■ **ASSIGNED TASK**: Print nothing but the lines below starting at the line that holds "Potentials or basis: VASP" and ending at the line that holds "(2) 3.019 eV/Å.", including both, each exactly as written.

◇ ◇ ◇ ◇ ◇

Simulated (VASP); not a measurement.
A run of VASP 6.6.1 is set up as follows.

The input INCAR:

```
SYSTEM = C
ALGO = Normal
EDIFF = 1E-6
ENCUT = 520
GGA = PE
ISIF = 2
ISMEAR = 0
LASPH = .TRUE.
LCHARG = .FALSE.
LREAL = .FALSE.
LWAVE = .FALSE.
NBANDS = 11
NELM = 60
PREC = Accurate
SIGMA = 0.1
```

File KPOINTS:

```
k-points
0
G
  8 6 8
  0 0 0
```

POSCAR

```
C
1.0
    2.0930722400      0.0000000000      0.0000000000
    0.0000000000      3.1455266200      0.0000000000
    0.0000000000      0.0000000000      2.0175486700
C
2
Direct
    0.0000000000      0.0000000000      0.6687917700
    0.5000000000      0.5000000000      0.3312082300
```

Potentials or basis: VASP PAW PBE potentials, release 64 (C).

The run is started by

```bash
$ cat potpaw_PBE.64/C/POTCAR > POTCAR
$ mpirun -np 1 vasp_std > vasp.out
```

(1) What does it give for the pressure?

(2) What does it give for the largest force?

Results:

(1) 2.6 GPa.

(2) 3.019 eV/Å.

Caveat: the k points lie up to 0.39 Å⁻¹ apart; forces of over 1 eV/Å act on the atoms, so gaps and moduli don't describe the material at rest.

◇ ◇ ◇ ◇ ◇

■ **TASK RESULT**:
Potentials or basis: VASP PAW PBE potentials, release 64 (C).

The run is started by

```bash
$ cat potpaw_PBE.64/C/POTCAR > POTCAR
$ mpirun -np 1 vasp_std > vasp.out
```

(1) What does it give for the pressure?

(2) What does it give for the largest force?

Results:

(1) 2.6 GPa.

(2) 3.019 eV/Å.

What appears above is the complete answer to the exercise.